_GIVEN ENTRIES_

= = = = =

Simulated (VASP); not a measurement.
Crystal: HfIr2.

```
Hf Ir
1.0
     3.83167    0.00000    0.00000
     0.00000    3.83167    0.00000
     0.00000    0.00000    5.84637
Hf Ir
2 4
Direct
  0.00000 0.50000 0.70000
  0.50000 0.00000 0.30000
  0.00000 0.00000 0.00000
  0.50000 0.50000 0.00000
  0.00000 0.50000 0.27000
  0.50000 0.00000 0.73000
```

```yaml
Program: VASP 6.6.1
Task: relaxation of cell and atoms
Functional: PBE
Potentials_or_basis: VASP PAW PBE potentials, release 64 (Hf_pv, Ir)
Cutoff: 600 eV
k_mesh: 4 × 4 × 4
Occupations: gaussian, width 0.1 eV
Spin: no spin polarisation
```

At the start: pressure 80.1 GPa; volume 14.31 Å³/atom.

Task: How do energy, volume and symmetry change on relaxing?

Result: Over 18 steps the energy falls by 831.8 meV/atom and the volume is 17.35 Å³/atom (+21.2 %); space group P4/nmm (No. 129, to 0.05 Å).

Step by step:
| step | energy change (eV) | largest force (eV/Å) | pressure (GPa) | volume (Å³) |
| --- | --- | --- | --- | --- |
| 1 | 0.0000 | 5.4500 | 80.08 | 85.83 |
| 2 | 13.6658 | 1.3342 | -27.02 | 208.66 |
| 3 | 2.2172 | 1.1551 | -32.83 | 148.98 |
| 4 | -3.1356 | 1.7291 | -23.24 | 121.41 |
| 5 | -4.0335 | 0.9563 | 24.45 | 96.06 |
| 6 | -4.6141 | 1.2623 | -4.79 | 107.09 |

= = = = =

_WORK ORDER_
Please print verbatim each line from the first line of the entries above to the line that contains "volume (Å³) |", inclusive, and nothing more.

_TASK ANSWER_
Simulated (VASP); not a measurement.
Crystal: HfIr2.

```
Hf Ir
1.0
     3.83167    0.00000    0.00000
     0.00000    3.83167    0.00000
     0.00000    0.00000    5.84637
Hf Ir
2 4
Direct
  0.00000 0.50000 0.70000
  0.50000 0.00000 0.30000
  0.00000 0.00000 0.00000
  0.50000 0.50000 0.00000
  0.00000 0.50000 0.27000
  0.50000 0.00000 0.73000
```

```yaml
Program: VASP 6.6.1
Task: relaxation of cell and atoms
Functional: PBE
Potentials_or_basis: VASP PAW PBE potentials, release 64 (Hf_pv, Ir)
Cutoff: 600 eV
k_mesh: 4 × 4 × 4
Occupations: gaussian, width 0.1 eV
Spin: no spin polarisation
```

At the start: pressure 80.1 GPa; volume 14.31 Å³/atom.

Task: How do energy, volume and symmetry change on relaxing?

Result: Over 18 steps the energy falls by 831.8 meV/atom and the volume is 17.35 Å³/atom (+21.2 %); space group P4/nmm (No. 129, to 0.05 Å).

Step by step:
| step | energy change (eV) | largest force (eV/Å) | pressure (GPa) | volume (Å³) |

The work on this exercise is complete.